DATA SUPPLIED below:
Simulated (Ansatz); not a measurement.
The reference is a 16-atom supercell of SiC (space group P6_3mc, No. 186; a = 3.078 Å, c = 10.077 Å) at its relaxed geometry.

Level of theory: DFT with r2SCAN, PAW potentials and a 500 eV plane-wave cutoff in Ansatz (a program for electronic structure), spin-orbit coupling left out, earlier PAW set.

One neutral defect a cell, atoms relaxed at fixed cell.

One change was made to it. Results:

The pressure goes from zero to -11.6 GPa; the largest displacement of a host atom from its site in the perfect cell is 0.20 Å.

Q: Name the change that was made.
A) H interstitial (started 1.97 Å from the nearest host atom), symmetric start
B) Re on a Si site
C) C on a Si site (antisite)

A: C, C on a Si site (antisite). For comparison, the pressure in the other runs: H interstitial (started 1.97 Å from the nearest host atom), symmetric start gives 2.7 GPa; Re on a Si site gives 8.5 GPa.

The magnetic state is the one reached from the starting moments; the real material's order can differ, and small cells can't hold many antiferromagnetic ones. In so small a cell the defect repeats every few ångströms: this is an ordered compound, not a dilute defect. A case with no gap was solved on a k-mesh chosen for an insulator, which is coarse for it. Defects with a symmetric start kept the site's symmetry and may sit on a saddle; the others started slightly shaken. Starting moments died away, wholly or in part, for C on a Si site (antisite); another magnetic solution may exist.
End of DATA SUPPLIED.

→ **WORK INSTRUCTION**
Keep to the lines above, from the first one through the line where "One change was" appears, and copy them exactly.

→ **ANSWER AREA**
Simulated (Ansatz); not a measurement.
The reference is a 16-atom supercell of SiC (space group P6_3mc, No. 186; a = 3.078 Å, c = 10.077 Å) at its relaxed geometry.

Level of theory: DFT with r2SCAN, PAW potentials and a 500 eV plane-wave cutoff in Ansatz (a program for electronic structure), spin-orbit coupling left out, earlier PAW set.

One neutral defect a cell, atoms relaxed at fixed cell.

One change was made to it. Results:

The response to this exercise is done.